* Data section

• • •

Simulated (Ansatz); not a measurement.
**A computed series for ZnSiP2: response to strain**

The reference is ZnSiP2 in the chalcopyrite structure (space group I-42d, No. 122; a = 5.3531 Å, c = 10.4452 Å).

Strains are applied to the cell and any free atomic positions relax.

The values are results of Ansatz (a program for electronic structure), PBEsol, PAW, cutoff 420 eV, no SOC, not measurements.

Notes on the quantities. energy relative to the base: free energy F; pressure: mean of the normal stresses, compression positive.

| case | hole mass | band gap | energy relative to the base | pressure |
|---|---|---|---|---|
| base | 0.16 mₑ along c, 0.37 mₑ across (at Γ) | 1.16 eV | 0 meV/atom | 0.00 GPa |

• • •

* Requirement
Print out all the entries above exactly.

* Task response
Simulated (Ansatz); not a measurement.
**A computed series for ZnSiP2: response to strain**

The reference is ZnSiP2 in the chalcopyrite structure (space group I-42d, No. 122; a = 5.3531 Å, c = 10.4452 Å).

Strains are applied to the cell and any free atomic positions relax.

The values are results of Ansatz (a program for electronic structure), PBEsol, PAW, cutoff 420 eV, no SOC, not measurements.

Notes on the quantities. energy relative to the base: free energy F; pressure: mean of the normal stresses, compression positive.

| case | hole mass | band gap | energy relative to the base | pressure |
|---|---|---|---|---|
| base | 0.16 mₑ along c, 0.37 mₑ across (at Γ) | 1.16 eV | 0 meV/atom | 0.00 GPa |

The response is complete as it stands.